**Dataset:**
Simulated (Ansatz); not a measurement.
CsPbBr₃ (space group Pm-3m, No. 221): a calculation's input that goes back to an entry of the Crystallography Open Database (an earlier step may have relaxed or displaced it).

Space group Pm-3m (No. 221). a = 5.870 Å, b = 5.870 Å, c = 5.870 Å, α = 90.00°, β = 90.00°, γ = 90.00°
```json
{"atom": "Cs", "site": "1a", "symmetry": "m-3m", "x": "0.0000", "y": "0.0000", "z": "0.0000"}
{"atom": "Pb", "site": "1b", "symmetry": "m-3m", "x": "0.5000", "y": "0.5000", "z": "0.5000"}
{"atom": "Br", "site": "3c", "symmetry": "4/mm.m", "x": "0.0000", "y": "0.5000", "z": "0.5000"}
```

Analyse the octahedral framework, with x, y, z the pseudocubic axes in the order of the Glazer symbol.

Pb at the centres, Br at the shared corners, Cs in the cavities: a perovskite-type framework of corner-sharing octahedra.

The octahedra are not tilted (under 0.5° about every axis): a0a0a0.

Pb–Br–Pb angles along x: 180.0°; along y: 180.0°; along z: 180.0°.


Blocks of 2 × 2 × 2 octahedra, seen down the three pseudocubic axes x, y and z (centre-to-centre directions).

**Work request:**
Using the material above, quote the first line and each line after it, stopping at and including the line that holds "Pb–Br–Pb angles along".

**Response:**
Simulated (Ansatz); not a measurement.
CsPbBr₃ (space group Pm-3m, No. 221): a calculation's input that goes back to an entry of the Crystallography Open Database (an earlier step may have relaxed or displaced it).

Space group Pm-3m (No. 221). a = 5.870 Å, b = 5.870 Å, c = 5.870 Å, α = 90.00°, β = 90.00°, γ = 90.00°
```json
{"atom": "Cs", "site": "1a", "symmetry": "m-3m", "x": "0.0000", "y": "0.0000", "z": "0.0000"}
{"atom": "Pb", "site": "1b", "symmetry": "m-3m", "x": "0.5000", "y": "0.5000", "z": "0.5000"}
{"atom": "Br", "site": "3c", "symmetry": "4/mm.m", "x": "0.0000", "y": "0.5000", "z": "0.5000"}
```

Analyse the octahedral framework, with x, y, z the pseudocubic axes in the order of the Glazer symbol.

Pb at the centres, Br at the shared corners, Cs in the cavities: a perovskite-type framework of corner-sharing octahedra.

The octahedra are not tilted (under 0.5° about every axis): a0a0a0.

Pb–Br–Pb angles along x: 180.0°; along y: 180.0°; along z: 180.0°.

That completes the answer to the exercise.